Start of RECORDS PROVIDED

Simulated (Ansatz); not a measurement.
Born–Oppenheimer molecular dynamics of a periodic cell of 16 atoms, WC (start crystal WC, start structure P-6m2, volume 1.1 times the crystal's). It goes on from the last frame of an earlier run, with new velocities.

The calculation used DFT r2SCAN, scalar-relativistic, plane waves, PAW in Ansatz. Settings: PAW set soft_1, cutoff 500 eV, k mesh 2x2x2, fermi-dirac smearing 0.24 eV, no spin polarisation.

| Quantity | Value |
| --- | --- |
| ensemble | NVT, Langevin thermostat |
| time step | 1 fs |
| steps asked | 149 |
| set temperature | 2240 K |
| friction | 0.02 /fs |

End of RECORDS PROVIDED

> _WORK TASK_
Restate the records above in full, keeping each line exactly as it stands.

> _RESPONSE_
Simulated (Ansatz); not a measurement.
Born–Oppenheimer molecular dynamics of a periodic cell of 16 atoms, WC (start crystal WC, start structure P-6m2, volume 1.1 times the crystal's). It goes on from the last frame of an earlier run, with new velocities.

The calculation used DFT r2SCAN, scalar-relativistic, plane waves, PAW in Ansatz. Settings: PAW set soft_1, cutoff 500 eV, k mesh 2x2x2, fermi-dirac smearing 0.24 eV, no spin polarisation.

| Quantity | Value |
| --- | --- |
| ensemble | NVT, Langevin thermostat |
| time step | 1 fs |
| steps asked | 149 |
| set temperature | 2240 K |
| friction | 0.02 /fs |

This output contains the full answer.